** Supplied data follows **
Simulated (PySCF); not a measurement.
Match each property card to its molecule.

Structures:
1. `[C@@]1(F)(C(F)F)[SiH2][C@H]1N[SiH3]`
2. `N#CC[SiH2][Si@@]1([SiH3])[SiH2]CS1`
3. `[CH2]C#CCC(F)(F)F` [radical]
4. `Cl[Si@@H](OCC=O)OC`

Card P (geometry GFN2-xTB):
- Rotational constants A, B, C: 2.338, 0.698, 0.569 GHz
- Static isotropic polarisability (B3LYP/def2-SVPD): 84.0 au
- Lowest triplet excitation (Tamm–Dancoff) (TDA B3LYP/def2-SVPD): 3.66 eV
** End of Supplied data **

Repeat each line of the data exactly, missing none.

#### Written reply
Simulated (PySCF); not a measurement.
Match each property card to its molecule.

Structures:
1. `[C@@]1(F)(C(F)F)[SiH2][C@H]1N[SiH3]`
2. `N#CC[SiH2][Si@@]1([SiH3])[SiH2]CS1`
3. `[CH2]C#CCC(F)(F)F` [radical]
4. `Cl[Si@@H](OCC=O)OC`

Card P (geometry GFN2-xTB):
- Rotational constants A, B, C: 2.338, 0.698, 0.569 GHz
- Static isotropic polarisability (B3LYP/def2-SVPD): 84.0 au
- Lowest triplet excitation (Tamm–Dancoff) (TDA B3LYP/def2-SVPD): 3.66 eV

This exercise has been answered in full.